**RECORD SET**.
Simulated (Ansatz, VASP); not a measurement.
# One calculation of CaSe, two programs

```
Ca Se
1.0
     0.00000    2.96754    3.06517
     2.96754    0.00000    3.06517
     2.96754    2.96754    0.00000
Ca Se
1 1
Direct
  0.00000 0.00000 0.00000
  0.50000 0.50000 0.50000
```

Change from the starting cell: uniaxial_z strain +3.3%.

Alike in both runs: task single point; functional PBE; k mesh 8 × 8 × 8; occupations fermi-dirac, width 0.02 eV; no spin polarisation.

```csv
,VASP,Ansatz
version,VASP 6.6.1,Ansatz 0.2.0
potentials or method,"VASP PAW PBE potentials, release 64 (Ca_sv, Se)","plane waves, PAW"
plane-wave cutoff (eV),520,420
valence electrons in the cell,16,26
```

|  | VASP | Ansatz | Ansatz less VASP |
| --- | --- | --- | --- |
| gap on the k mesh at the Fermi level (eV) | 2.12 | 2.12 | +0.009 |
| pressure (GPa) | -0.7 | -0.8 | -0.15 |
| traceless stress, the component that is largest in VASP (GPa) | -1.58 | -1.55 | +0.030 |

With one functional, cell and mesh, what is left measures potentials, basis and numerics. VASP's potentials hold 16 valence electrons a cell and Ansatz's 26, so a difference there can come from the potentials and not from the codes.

**WORK REQUEST**. All records above are to be returned exactly as given.

**SOLUTION**.
Simulated (Ansatz, VASP); not a measurement.
# One calculation of CaSe, two programs

```
Ca Se
1.0
     0.00000    2.96754    3.06517
     2.96754    0.00000    3.06517
     2.96754    2.96754    0.00000
Ca Se
1 1
Direct
  0.00000 0.00000 0.00000
  0.50000 0.50000 0.50000
```

Change from the starting cell: uniaxial_z strain +3.3%.

Alike in both runs: task single point; functional PBE; k mesh 8 × 8 × 8; occupations fermi-dirac, width 0.02 eV; no spin polarisation.

```csv
,VASP,Ansatz
version,VASP 6.6.1,Ansatz 0.2.0
potentials or method,"VASP PAW PBE potentials, release 64 (Ca_sv, Se)","plane waves, PAW"
plane-wave cutoff (eV),520,420
valence electrons in the cell,16,26
```

|  | VASP | Ansatz | Ansatz less VASP |
| --- | --- | --- | --- |
| gap on the k mesh at the Fermi level (eV) | 2.12 | 2.12 | +0.009 |
| pressure (GPa) | -0.7 | -0.8 | -0.15 |
| traceless stress, the component that is largest in VASP (GPa) | -1.58 | -1.55 | +0.030 |

With one functional, cell and mesh, what is left measures potentials, basis and numerics. VASP's potentials hold 16 valence electrons a cell and Ansatz's 26, so a difference there can come from the potentials and not from the codes.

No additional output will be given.